Supplied entries:
——
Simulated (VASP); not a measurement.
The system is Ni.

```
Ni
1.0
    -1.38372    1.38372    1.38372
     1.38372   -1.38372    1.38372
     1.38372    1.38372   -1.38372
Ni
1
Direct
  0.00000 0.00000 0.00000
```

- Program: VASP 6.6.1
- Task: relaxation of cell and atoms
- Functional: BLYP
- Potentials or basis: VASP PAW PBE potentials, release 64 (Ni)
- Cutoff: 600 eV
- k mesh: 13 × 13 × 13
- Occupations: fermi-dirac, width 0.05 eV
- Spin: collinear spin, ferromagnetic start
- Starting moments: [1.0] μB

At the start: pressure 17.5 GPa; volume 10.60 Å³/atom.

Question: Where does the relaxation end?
——

Work instruction:
Could you restate the listing above word for word?

Written answer:
Simulated (VASP); not a measurement.
The system is Ni.

```
Ni
1.0
    -1.38372    1.38372    1.38372
     1.38372   -1.38372    1.38372
     1.38372    1.38372   -1.38372
Ni
1
Direct
  0.00000 0.00000 0.00000
```

- Program: VASP 6.6.1
- Task: relaxation of cell and atoms
- Functional: BLYP
- Potentials or basis: VASP PAW PBE potentials, release 64 (Ni)
- Cutoff: 600 eV
- k mesh: 13 × 13 × 13
- Occupations: fermi-dirac, width 0.05 eV
- Spin: collinear spin, ferromagnetic start
- Starting moments: [1.0] μB

At the start: pressure 17.5 GPa; volume 10.60 Å³/atom.

Question: Where does the relaxation end?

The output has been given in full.